_REQUIRED ACTION_
Output, without alteration, the first line of the entries and each line after it, stopping with the line that contains "## 1. The molecule".

_INFORMATION SUPPLIED_
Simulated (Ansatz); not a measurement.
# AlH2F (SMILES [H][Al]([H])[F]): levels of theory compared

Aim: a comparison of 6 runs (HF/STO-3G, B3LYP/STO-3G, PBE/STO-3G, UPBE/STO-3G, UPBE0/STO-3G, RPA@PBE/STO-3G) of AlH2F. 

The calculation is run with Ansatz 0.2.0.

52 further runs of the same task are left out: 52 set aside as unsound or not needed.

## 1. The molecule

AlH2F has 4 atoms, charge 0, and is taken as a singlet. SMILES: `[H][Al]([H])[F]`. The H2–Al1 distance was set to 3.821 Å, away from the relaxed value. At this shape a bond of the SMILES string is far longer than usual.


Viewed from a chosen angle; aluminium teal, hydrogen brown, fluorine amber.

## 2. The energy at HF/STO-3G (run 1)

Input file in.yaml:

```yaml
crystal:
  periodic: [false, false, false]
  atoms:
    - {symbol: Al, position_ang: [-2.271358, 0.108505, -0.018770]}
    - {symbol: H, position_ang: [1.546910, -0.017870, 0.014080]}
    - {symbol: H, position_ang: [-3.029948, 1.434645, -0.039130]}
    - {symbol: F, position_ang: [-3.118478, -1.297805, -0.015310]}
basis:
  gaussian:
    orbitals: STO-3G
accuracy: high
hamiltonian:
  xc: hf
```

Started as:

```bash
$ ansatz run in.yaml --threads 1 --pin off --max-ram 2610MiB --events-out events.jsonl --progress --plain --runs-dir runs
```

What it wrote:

_RESPONSE BOX_
Simulated (Ansatz); not a measurement.
# AlH2F (SMILES [H][Al]([H])[F]): levels of theory compared

Aim: a comparison of 6 runs (HF/STO-3G, B3LYP/STO-3G, PBE/STO-3G, UPBE/STO-3G, UPBE0/STO-3G, RPA@PBE/STO-3G) of AlH2F. 

The calculation is run with Ansatz 0.2.0.

52 further runs of the same task are left out: 52 set aside as unsound or not needed.

## 1. The molecule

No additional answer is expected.